[Start of section]
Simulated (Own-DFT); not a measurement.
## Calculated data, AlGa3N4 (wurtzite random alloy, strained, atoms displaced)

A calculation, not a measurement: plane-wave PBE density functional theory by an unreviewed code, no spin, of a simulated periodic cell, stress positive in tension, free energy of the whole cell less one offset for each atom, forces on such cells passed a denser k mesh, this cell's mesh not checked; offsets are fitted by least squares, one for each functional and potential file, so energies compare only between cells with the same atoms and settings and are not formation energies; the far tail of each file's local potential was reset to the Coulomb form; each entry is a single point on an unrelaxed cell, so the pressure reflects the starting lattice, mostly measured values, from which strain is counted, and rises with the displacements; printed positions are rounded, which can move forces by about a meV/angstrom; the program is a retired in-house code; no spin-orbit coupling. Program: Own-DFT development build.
[End of section]

Exercise => Reproduce the whole of the records exactly, so that no line differs from the source above.

Your solution =>
Simulated (Own-DFT); not a measurement.
## Calculated data, AlGa3N4 (wurtzite random alloy, strained, atoms displaced)

A calculation, not a measurement: plane-wave PBE density functional theory by an unreviewed code, no spin, of a simulated periodic cell, stress positive in tension, free energy of the whole cell less one offset for each atom, forces on such cells passed a denser k mesh, this cell's mesh not checked; offsets are fitted by least squares, one for each functional and potential file, so energies compare only between cells with the same atoms and settings and are not formation energies; the far tail of each file's local potential was reset to the Coulomb form; each entry is a single point on an unrelaxed cell, so the pressure reflects the starting lattice, mostly measured values, from which strain is counted, and rises with the displacements; printed positions are rounded, which can move forces by about a meV/angstrom; the program is a retired in-house code; no spin-orbit coupling. Program: Own-DFT development build.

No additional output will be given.